• **Given records**:
Content starts
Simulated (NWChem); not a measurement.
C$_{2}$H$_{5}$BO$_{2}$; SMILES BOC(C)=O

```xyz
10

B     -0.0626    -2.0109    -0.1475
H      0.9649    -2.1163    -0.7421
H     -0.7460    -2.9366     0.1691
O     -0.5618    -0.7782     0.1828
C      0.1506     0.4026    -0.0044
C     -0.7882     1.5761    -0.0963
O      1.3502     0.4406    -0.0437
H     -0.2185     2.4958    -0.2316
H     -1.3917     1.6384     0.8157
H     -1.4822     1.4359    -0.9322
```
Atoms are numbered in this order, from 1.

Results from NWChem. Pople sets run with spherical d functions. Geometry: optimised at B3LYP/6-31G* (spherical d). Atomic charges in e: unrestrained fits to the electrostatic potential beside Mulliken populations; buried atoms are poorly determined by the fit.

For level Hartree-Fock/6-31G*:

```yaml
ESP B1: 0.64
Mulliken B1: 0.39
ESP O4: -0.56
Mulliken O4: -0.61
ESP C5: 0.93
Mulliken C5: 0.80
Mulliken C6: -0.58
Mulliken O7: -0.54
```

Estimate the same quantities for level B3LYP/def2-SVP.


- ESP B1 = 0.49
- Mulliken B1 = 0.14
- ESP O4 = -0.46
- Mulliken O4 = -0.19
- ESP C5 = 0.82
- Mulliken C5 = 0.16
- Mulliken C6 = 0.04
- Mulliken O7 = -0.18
Content ends

• **Required action**: Starting at the line above that holds "Estimate the same" and ending at the line that holds "- Mulliken C6 = 0.04", transcribe each line exactly and include no other lines.

• **Answer section**:
Estimate the same quantities for level B3LYP/def2-SVP.


- ESP B1 = 0.49
- Mulliken B1 = 0.14
- ESP O4 = -0.46
- Mulliken O4 = -0.19
- ESP C5 = 0.82
- Mulliken C5 = 0.16
- Mulliken C6 = 0.04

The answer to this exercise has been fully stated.